### DATASET ENTRIES:
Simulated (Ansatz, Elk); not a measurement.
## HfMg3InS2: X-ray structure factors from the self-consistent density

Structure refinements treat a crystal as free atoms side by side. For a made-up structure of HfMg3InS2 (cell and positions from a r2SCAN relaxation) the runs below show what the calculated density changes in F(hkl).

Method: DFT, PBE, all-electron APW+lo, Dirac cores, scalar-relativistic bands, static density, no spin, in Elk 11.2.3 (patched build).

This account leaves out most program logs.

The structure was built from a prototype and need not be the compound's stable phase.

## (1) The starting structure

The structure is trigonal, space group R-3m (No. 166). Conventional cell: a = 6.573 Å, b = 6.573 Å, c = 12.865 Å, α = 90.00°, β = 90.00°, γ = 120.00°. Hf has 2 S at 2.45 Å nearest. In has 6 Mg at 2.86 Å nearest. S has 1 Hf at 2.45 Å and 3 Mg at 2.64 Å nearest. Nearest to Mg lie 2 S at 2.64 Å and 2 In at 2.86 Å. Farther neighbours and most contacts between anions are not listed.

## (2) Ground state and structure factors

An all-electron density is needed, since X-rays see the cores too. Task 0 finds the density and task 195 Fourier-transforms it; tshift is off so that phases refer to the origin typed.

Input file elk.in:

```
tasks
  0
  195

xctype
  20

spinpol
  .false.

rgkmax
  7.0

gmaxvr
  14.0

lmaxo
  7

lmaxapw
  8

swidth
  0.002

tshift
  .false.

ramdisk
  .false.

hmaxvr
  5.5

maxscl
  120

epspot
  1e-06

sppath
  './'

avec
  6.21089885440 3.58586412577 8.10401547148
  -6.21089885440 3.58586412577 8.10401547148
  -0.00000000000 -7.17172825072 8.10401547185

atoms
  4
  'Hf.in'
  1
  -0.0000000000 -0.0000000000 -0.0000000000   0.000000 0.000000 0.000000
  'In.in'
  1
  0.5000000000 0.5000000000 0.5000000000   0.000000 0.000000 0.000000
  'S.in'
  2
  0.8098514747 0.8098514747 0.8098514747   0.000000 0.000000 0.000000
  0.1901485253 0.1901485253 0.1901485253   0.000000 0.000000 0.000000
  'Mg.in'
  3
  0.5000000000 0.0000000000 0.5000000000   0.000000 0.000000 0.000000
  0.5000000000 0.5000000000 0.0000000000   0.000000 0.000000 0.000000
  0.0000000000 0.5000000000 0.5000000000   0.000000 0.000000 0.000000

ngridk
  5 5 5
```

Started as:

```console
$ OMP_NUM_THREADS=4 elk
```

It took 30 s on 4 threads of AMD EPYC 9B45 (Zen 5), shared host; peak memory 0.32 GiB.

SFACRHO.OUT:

### WORK REQUEST:
Write out the records exactly, starting at the first line and stopping after the line that contains "Structure refinements treat".

### RESULT:
Simulated (Ansatz, Elk); not a measurement.
## HfMg3InS2: X-ray structure factors from the self-consistent density

Structure refinements treat a crystal as free atoms side by side. For a made-up structure of HfMg3InS2 (cell and positions from a r2SCAN relaxation) the runs below show what the calculated density changes in F(hkl).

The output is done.